Task item –
Taking the entries below from the top, restate each line exactly and end with the line containing "Fig. 1: The".

----------------

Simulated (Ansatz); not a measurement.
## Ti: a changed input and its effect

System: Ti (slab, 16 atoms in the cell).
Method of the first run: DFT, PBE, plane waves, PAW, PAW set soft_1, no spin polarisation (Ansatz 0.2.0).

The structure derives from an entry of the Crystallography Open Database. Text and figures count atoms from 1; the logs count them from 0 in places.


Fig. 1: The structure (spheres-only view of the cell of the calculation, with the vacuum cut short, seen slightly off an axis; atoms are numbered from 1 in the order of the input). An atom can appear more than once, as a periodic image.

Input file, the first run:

----------------

Answer box –
Simulated (Ansatz); not a measurement.
## Ti: a changed input and its effect

System: Ti (slab, 16 atoms in the cell).
Method of the first run: DFT, PBE, plane waves, PAW, PAW set soft_1, no spin polarisation (Ansatz 0.2.0).

The structure derives from an entry of the Crystallography Open Database. Text and figures count atoms from 1; the logs count them from 0 in places.


Fig. 1: The structure (spheres-only view of the cell of the calculation, with the vacuum cut short, seen slightly off an axis; atoms are numbered from 1 in the order of the input). An atom can appear more than once, as a periodic image.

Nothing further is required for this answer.